::: Dataset content :::
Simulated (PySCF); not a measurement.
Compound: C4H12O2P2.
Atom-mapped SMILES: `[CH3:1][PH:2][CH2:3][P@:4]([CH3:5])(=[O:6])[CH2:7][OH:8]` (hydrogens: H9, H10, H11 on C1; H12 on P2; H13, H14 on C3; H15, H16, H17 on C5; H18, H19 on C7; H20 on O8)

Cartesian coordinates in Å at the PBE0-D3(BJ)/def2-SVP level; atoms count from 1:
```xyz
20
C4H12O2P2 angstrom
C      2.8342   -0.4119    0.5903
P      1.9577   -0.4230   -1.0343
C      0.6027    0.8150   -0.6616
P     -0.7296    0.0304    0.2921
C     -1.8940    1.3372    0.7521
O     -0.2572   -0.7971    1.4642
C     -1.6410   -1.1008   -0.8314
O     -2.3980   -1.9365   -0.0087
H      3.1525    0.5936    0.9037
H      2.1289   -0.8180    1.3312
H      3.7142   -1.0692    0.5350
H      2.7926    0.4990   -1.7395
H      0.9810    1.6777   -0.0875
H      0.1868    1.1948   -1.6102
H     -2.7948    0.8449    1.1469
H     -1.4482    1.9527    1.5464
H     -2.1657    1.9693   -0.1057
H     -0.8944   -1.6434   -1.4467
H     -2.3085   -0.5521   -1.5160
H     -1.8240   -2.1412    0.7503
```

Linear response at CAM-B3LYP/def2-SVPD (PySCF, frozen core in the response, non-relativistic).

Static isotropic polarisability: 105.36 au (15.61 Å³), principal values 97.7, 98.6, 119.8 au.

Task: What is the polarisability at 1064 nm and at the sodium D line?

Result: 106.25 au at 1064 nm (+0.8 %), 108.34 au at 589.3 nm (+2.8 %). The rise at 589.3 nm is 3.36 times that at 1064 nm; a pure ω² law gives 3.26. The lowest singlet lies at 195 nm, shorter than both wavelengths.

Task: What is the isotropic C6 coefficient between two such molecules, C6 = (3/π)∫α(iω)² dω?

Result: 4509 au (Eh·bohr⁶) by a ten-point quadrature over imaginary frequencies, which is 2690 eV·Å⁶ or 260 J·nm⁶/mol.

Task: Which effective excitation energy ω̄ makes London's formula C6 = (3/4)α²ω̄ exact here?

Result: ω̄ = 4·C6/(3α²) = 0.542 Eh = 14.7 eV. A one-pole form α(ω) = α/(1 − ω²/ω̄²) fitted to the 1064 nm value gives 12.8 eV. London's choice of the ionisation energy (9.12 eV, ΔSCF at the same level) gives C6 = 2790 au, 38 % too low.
:::

### Assignment
From the opening line of the data above through the line that contains "Task: Which effective", please print each line as it stands and only those lines.

### Exercise solution
Simulated (PySCF); not a measurement.
Compound: C4H12O2P2.
Atom-mapped SMILES: `[CH3:1][PH:2][CH2:3][P@:4]([CH3:5])(=[O:6])[CH2:7][OH:8]` (hydrogens: H9, H10, H11 on C1; H12 on P2; H13, H14 on C3; H15, H16, H17 on C5; H18, H19 on C7; H20 on O8)

Cartesian coordinates in Å at the PBE0-D3(BJ)/def2-SVP level; atoms count from 1:
```xyz
20
C4H12O2P2 angstrom
C      2.8342   -0.4119    0.5903
P      1.9577   -0.4230   -1.0343
C      0.6027    0.8150   -0.6616
P     -0.7296    0.0304    0.2921
C     -1.8940    1.3372    0.7521
O     -0.2572   -0.7971    1.4642
C     -1.6410   -1.1008   -0.8314
O     -2.3980   -1.9365   -0.0087
H      3.1525    0.5936    0.9037
H      2.1289   -0.8180    1.3312
H      3.7142   -1.0692    0.5350
H      2.7926    0.4990   -1.7395
H      0.9810    1.6777   -0.0875
H      0.1868    1.1948   -1.6102
H     -2.7948    0.8449    1.1469
H     -1.4482    1.9527    1.5464
H     -2.1657    1.9693   -0.1057
H     -0.8944   -1.6434   -1.4467
H     -2.3085   -0.5521   -1.5160
H     -1.8240   -2.1412    0.7503
```

Linear response at CAM-B3LYP/def2-SVPD (PySCF, frozen core in the response, non-relativistic).

Static isotropic polarisability: 105.36 au (15.61 Å³), principal values 97.7, 98.6, 119.8 au.

Task: What is the polarisability at 1064 nm and at the sodium D line?

Result: 106.25 au at 1064 nm (+0.8 %), 108.34 au at 589.3 nm (+2.8 %). The rise at 589.3 nm is 3.36 times that at 1064 nm; a pure ω² law gives 3.26. The lowest singlet lies at 195 nm, shorter than both wavelengths.

Task: What is the isotropic C6 coefficient between two such molecules, C6 = (3/π)∫α(iω)² dω?

Result: 4509 au (Eh·bohr⁶) by a ten-point quadrature over imaginary frequencies, which is 2690 eV·Å⁶ or 260 J·nm⁶/mol.

Task: Which effective excitation energy ω̄ makes London's formula C6 = (3/4)α²ω̄ exact here?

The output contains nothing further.